The data —
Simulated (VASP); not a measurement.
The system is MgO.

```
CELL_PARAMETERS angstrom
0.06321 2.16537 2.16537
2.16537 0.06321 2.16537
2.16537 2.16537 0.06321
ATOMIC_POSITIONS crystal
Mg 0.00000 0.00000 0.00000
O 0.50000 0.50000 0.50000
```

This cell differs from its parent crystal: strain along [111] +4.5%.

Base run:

Work request — Take the entries above and return all of them exactly.

Expected answer —
Simulated (VASP); not a measurement.
The system is MgO.

```
CELL_PARAMETERS angstrom
0.06321 2.16537 2.16537
2.16537 0.06321 2.16537
2.16537 2.16537 0.06321
ATOMIC_POSITIONS crystal
Mg 0.00000 0.00000 0.00000
O 0.50000 0.50000 0.50000
```

This cell differs from its parent crystal: strain along [111] +4.5%.

Base run:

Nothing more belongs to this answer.